Activity.
Copy precisely the first line of the material below and every later line, stopping with the line that contains "Starting from a".

Provided information.
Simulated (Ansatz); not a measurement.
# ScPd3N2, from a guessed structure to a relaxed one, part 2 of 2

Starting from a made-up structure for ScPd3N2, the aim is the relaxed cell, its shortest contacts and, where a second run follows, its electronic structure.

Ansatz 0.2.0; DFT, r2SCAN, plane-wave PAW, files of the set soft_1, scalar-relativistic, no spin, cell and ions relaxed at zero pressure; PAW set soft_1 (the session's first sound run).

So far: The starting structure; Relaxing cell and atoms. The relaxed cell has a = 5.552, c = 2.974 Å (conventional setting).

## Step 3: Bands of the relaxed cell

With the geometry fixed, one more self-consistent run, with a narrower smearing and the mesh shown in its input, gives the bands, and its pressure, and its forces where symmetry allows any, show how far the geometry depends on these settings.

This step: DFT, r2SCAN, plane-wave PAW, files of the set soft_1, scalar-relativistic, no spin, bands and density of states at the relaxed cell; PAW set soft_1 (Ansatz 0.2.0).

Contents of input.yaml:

Answer section.
Simulated (Ansatz); not a measurement.
# ScPd3N2, from a guessed structure to a relaxed one, part 2 of 2

Starting from a made-up structure for ScPd3N2, the aim is the relaxed cell, its shortest contacts and, where a second run follows, its electronic structure.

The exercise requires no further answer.